» **Work item**: Copy out the data line by line exactly, from its start to the line bearing "The structure is", inclusive.

» **The data**:
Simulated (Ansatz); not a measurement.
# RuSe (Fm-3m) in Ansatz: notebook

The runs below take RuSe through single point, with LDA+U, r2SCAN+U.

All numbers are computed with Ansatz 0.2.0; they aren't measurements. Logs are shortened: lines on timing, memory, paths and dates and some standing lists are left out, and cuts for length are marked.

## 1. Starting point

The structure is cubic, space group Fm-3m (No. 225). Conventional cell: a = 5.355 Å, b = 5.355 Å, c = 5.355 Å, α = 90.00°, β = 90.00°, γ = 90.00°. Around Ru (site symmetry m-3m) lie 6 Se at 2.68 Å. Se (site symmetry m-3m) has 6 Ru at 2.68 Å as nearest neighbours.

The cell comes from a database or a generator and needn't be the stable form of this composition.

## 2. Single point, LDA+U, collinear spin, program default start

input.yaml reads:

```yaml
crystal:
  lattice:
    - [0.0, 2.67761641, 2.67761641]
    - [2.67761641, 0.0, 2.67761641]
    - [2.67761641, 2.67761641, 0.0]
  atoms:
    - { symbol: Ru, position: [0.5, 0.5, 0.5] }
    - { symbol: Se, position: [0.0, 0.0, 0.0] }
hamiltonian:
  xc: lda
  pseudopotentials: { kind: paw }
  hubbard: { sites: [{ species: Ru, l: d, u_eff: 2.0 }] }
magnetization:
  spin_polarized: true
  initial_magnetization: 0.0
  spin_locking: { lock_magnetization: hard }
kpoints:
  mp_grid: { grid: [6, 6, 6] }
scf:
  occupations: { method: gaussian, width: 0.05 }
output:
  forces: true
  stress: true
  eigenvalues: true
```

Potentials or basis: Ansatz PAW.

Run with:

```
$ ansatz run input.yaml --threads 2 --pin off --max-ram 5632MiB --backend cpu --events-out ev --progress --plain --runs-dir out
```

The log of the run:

» **Exercise result**:
Simulated (Ansatz); not a measurement.
# RuSe (Fm-3m) in Ansatz: notebook

The runs below take RuSe through single point, with LDA+U, r2SCAN+U.

All numbers are computed with Ansatz 0.2.0; they aren't measurements. Logs are shortened: lines on timing, memory, paths and dates and some standing lists are left out, and cuts for length are marked.

## 1. Starting point

The structure is cubic, space group Fm-3m (No. 225). Conventional cell: a = 5.355 Å, b = 5.355 Å, c = 5.355 Å, α = 90.00°, β = 90.00°, γ = 90.00°. Around Ru (site symmetry m-3m) lie 6 Se at 2.68 Å. Se (site symmetry m-3m) has 6 Ru at 2.68 Å as nearest neighbours.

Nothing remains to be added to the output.